BEGIN Supplied data

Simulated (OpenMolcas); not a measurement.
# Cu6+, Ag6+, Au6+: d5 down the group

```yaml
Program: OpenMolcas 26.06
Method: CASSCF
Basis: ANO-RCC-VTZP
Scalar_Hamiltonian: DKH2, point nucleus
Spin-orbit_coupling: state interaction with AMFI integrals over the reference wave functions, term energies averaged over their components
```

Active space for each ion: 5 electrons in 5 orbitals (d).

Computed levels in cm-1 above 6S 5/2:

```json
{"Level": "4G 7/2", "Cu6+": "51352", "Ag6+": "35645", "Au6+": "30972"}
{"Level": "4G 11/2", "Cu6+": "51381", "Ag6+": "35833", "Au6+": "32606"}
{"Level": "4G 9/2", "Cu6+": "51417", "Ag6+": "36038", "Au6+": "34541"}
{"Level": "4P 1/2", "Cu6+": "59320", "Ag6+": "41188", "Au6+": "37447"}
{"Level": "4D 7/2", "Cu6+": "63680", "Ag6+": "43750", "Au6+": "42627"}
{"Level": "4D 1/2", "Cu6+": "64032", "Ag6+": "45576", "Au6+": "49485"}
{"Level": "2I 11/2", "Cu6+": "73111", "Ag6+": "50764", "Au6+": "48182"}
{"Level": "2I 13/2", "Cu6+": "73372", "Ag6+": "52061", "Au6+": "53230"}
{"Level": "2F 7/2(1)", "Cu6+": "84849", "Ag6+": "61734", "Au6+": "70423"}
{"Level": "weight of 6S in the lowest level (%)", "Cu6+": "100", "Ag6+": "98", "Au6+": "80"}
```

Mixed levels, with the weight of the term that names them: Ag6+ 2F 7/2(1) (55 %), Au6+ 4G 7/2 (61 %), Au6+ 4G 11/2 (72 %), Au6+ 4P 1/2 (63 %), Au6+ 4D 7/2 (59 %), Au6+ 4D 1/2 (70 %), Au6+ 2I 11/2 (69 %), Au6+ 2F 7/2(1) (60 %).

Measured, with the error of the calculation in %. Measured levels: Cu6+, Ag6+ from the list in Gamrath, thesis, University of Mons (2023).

END Supplied data

◆ Exercise
Restate, word for word, the listing above from its first line through the line that contains "Mixed levels, with", keeping both of those lines.

◆ Your solution
Simulated (OpenMolcas); not a measurement.
# Cu6+, Ag6+, Au6+: d5 down the group

```yaml
Program: OpenMolcas 26.06
Method: CASSCF
Basis: ANO-RCC-VTZP
Scalar_Hamiltonian: DKH2, point nucleus
Spin-orbit_coupling: state interaction with AMFI integrals over the reference wave functions, term energies averaged over their components
```

Active space for each ion: 5 electrons in 5 orbitals (d).

Computed levels in cm-1 above 6S 5/2:

```json
{"Level": "4G 7/2", "Cu6+": "51352", "Ag6+": "35645", "Au6+": "30972"}
{"Level": "4G 11/2", "Cu6+": "51381", "Ag6+": "35833", "Au6+": "32606"}
{"Level": "4G 9/2", "Cu6+": "51417", "Ag6+": "36038", "Au6+": "34541"}
{"Level": "4P 1/2", "Cu6+": "59320", "Ag6+": "41188", "Au6+": "37447"}
{"Level": "4D 7/2", "Cu6+": "63680", "Ag6+": "43750", "Au6+": "42627"}
{"Level": "4D 1/2", "Cu6+": "64032", "Ag6+": "45576", "Au6+": "49485"}
{"Level": "2I 11/2", "Cu6+": "73111", "Ag6+": "50764", "Au6+": "48182"}
{"Level": "2I 13/2", "Cu6+": "73372", "Ag6+": "52061", "Au6+": "53230"}
{"Level": "2F 7/2(1)", "Cu6+": "84849", "Ag6+": "61734", "Au6+": "70423"}
{"Level": "weight of 6S in the lowest level (%)", "Cu6+": "100", "Ag6+": "98", "Au6+": "80"}
```

Mixed levels, with the weight of the term that names them: Ag6+ 2F 7/2(1) (55 %), Au6+ 4G 7/2 (61 %), Au6+ 4G 11/2 (72 %), Au6+ 4P 1/2 (63 %), Au6+ 4D 7/2 (59 %), Au6+ 4D 1/2 (70 %), Au6+ 2I 11/2 (69 %), Au6+ 2F 7/2(1) (60 %).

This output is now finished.